> _WORK TASK_: Could you return the full listing, every line exactly as given?

■ ■ ■
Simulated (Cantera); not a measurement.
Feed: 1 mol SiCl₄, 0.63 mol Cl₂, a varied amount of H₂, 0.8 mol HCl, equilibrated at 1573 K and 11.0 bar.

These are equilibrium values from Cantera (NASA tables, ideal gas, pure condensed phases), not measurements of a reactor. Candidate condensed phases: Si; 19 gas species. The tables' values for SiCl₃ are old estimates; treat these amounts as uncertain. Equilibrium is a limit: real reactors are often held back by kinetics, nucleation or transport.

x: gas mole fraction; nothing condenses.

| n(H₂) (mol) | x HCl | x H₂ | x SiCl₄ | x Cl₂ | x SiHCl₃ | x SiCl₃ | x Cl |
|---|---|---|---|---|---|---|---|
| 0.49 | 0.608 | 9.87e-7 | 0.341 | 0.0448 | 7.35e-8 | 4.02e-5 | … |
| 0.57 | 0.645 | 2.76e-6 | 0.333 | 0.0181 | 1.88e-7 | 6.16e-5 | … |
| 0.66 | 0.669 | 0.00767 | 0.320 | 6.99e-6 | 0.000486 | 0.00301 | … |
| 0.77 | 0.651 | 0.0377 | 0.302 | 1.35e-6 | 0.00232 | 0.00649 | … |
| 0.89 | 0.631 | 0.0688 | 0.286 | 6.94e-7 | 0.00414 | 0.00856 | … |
■ ■ ■

> _YOUR RESPONSE_:
Simulated (Cantera); not a measurement.
Feed: 1 mol SiCl₄, 0.63 mol Cl₂, a varied amount of H₂, 0.8 mol HCl, equilibrated at 1573 K and 11.0 bar.

These are equilibrium values from Cantera (NASA tables, ideal gas, pure condensed phases), not measurements of a reactor. Candidate condensed phases: Si; 19 gas species. The tables' values for SiCl₃ are old estimates; treat these amounts as uncertain. Equilibrium is a limit: real reactors are often held back by kinetics, nucleation or transport.

x: gas mole fraction; nothing condenses.

| n(H₂) (mol) | x HCl | x H₂ | x SiCl₄ | x Cl₂ | x SiHCl₃ | x SiCl₃ | x Cl |
|---|---|---|---|---|---|---|---|
| 0.49 | 0.608 | 9.87e-7 | 0.341 | 0.0448 | 7.35e-8 | 4.02e-5 | … |
| 0.57 | 0.645 | 2.76e-6 | 0.333 | 0.0181 | 1.88e-7 | 6.16e-5 | … |
| 0.66 | 0.669 | 0.00767 | 0.320 | 6.99e-6 | 0.000486 | 0.00301 | … |
| 0.77 | 0.651 | 0.0377 | 0.302 | 1.35e-6 | 0.00232 | 0.00649 | … |
| 0.89 | 0.631 | 0.0688 | 0.286 | 6.94e-7 | 0.00414 | 0.00856 | … |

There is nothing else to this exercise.